• Requirement
The listing below must be reproduced in full, exactly as written.

Data extract: Begin

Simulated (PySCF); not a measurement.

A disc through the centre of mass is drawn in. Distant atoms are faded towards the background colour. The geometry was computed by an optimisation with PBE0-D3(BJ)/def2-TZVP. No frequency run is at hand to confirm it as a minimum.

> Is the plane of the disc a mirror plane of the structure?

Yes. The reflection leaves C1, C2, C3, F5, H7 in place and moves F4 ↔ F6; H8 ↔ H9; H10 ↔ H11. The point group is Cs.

Data extract: End

• Problem solution
Simulated (PySCF); not a measurement.

A disc through the centre of mass is drawn in. Distant atoms are faded towards the background colour. The geometry was computed by an optimisation with PBE0-D3(BJ)/def2-TZVP. No frequency run is at hand to confirm it as a minimum.

> Is the plane of the disc a mirror plane of the structure?

Yes. The reflection leaves C1, C2, C3, F5, H7 in place and moves F4 ↔ F6; H8 ↔ H9; H10 ↔ H11. The point group is Cs.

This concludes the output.